» **EXCERPTED DATA**:
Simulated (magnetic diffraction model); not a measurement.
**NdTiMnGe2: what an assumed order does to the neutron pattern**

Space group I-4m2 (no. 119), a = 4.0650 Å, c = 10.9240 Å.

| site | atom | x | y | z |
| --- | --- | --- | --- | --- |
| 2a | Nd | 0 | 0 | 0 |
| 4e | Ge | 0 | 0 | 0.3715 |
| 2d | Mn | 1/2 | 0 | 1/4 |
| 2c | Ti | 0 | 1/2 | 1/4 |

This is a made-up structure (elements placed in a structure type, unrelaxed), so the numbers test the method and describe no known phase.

» **ASSIGNED TASK**:
Lines from the top of the data above through the line containing "0 | 1/2 | 1/4 |" must be repeated exactly. All other lines stay out.

» **EXPECTED ANSWER**:
Simulated (magnetic diffraction model); not a measurement.
**NdTiMnGe2: what an assumed order does to the neutron pattern**

Space group I-4m2 (no. 119), a = 4.0650 Å, c = 10.9240 Å.

| site | atom | x | y | z |
| --- | --- | --- | --- | --- |
| 2a | Nd | 0 | 0 | 0 |
| 4e | Ge | 0 | 0 | 0.3715 |
| 2d | Mn | 1/2 | 0 | 1/4 |
| 2c | Ti | 0 | 1/2 | 1/4 |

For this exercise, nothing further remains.